---- Excerpted data

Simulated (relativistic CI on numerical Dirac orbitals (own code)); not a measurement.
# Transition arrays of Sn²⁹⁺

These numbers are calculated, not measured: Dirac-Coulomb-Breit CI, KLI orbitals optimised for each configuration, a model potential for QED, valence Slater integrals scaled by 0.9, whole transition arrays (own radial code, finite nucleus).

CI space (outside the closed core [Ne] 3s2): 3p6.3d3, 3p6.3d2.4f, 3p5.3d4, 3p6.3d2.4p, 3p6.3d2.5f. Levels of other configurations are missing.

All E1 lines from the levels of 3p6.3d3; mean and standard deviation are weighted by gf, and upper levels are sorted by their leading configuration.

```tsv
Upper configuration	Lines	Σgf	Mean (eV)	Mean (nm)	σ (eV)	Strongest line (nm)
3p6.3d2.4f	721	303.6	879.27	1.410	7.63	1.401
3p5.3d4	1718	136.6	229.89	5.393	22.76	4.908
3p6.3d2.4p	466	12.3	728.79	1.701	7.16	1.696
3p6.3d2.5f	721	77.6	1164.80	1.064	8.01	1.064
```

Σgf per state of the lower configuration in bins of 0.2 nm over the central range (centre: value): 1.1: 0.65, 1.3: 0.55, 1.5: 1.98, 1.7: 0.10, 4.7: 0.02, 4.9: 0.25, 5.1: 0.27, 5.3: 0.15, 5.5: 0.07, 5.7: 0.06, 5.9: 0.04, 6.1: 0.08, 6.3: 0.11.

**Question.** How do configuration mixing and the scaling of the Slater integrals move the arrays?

--------

▶ **Action item**
Output, from the data above, the lines from the line with "# Transition arrays of Sn²⁹⁺" to the line with "Σgf per state" exactly as they stand, both ends included and nothing else.

▶ **Response**
# Transition arrays of Sn²⁹⁺

These numbers are calculated, not measured: Dirac-Coulomb-Breit CI, KLI orbitals optimised for each configuration, a model potential for QED, valence Slater integrals scaled by 0.9, whole transition arrays (own radial code, finite nucleus).

CI space (outside the closed core [Ne] 3s2): 3p6.3d3, 3p6.3d2.4f, 3p5.3d4, 3p6.3d2.4p, 3p6.3d2.5f. Levels of other configurations are missing.

All E1 lines from the levels of 3p6.3d3; mean and standard deviation are weighted by gf, and upper levels are sorted by their leading configuration.

```tsv
Upper configuration	Lines	Σgf	Mean (eV)	Mean (nm)	σ (eV)	Strongest line (nm)
3p6.3d2.4f	721	303.6	879.27	1.410	7.63	1.401
3p5.3d4	1718	136.6	229.89	5.393	22.76	4.908
3p6.3d2.4p	466	12.3	728.79	1.701	7.16	1.696
3p6.3d2.5f	721	77.6	1164.80	1.064	8.01	1.064
```

Σgf per state of the lower configuration in bins of 0.2 nm over the central range (centre: value): 1.1: 0.65, 1.3: 0.55, 1.5: 1.98, 1.7: 0.10, 4.7: 0.02, 4.9: 0.25, 5.1: 0.27, 5.3: 0.15, 5.5: 0.07, 5.7: 0.06, 5.9: 0.04, 6.1: 0.08, 6.3: 0.11.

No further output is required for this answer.